Requirement: When the line containing "no spin polarisation" appears in the entries below, begin printing there and stop after the line containing "C. functional from"; print each of those lines exactly and no other line.

Entries provided:
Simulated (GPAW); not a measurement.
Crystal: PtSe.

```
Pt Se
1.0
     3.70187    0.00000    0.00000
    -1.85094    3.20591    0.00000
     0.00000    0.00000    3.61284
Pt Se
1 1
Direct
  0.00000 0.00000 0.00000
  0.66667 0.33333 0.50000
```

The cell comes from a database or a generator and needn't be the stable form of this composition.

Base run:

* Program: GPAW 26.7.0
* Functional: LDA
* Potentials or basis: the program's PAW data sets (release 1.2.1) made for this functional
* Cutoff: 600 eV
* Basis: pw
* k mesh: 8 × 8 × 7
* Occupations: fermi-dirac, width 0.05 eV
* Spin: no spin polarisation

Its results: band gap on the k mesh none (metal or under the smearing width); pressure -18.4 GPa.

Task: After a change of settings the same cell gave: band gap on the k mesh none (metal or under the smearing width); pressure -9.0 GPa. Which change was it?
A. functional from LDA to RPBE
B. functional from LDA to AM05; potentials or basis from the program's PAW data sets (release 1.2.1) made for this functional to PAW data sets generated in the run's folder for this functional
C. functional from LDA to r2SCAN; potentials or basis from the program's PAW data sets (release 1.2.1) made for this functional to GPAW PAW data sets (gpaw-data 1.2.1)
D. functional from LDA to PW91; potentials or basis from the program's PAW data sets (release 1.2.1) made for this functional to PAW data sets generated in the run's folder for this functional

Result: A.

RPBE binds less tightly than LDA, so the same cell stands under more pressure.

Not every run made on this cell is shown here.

Written solution:
* Spin: no spin polarisation

Its results: band gap on the k mesh none (metal or under the smearing width); pressure -18.4 GPa.

Task: After a change of settings the same cell gave: band gap on the k mesh none (metal or under the smearing width); pressure -9.0 GPa. Which change was it?
A. functional from LDA to RPBE
B. functional from LDA to AM05; potentials or basis from the program's PAW data sets (release 1.2.1) made for this functional to PAW data sets generated in the run's folder for this functional
C. functional from LDA to r2SCAN; potentials or basis from the program's PAW data sets (release 1.2.1) made for this functional to GPAW PAW data sets (gpaw-data 1.2.1)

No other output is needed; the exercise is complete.